• • • • •

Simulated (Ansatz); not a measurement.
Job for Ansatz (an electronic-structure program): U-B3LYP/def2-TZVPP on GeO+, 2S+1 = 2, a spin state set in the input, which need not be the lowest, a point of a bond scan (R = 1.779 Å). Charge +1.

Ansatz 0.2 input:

• • • • •

Brief - Please transcribe the entire listing precisely.

Exercise solution -
Simulated (Ansatz); not a measurement.
Job for Ansatz (an electronic-structure program): U-B3LYP/def2-TZVPP on GeO+, 2S+1 = 2, a spin state set in the input, which need not be the lowest, a point of a bond scan (R = 1.779 Å). Charge +1.

Ansatz 0.2 input:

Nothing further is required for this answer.